_Work instruction_
Using the records below, quote only the span that opens with the line containing "The cell isn't" and closes with the line containing "The cell was", exactly and inclusively.

_Exercise data_
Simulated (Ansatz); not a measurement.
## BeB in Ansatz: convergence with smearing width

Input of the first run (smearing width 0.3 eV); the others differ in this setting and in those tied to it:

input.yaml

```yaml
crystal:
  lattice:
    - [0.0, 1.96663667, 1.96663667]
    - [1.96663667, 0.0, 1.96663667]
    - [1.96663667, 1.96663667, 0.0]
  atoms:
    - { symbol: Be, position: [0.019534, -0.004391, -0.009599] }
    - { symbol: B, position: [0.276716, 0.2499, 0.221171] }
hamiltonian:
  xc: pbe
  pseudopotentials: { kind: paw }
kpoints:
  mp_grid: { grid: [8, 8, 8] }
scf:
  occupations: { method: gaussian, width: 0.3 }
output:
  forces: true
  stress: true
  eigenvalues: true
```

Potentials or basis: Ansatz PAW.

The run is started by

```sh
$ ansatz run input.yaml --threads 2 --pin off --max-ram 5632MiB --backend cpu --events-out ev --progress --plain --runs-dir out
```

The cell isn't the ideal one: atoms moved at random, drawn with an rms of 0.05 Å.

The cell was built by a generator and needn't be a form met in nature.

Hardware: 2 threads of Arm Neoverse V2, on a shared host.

_Answer box_
The cell isn't the ideal one: atoms moved at random, drawn with an rms of 0.05 Å.

The cell was built by a generator and needn't be a form met in nature.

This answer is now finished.